Retype exactly the lines below, beginning with the first and ending with the line where "Panel (a) is" appears.

Segment Start: Supplied information

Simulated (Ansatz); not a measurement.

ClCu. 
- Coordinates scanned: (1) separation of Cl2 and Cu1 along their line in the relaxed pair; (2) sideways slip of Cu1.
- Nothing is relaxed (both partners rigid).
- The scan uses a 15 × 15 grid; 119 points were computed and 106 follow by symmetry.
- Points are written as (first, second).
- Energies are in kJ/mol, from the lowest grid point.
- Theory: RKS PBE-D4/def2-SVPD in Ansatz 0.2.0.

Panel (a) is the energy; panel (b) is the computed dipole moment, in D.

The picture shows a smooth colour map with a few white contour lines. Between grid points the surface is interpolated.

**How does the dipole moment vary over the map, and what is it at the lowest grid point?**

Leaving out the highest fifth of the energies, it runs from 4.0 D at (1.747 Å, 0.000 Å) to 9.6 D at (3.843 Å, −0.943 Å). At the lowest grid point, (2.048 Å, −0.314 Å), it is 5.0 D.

Segment End: Supplied information

▸ **Exercise answer**
Simulated (Ansatz); not a measurement.

ClCu. 
- Coordinates scanned: (1) separation of Cl2 and Cu1 along their line in the relaxed pair; (2) sideways slip of Cu1.
- Nothing is relaxed (both partners rigid).
- The scan uses a 15 × 15 grid; 119 points were computed and 106 follow by symmetry.
- Points are written as (first, second).
- Energies are in kJ/mol, from the lowest grid point.
- Theory: RKS PBE-D4/def2-SVPD in Ansatz 0.2.0.

Panel (a) is the energy; panel (b) is the computed dipole moment, in D.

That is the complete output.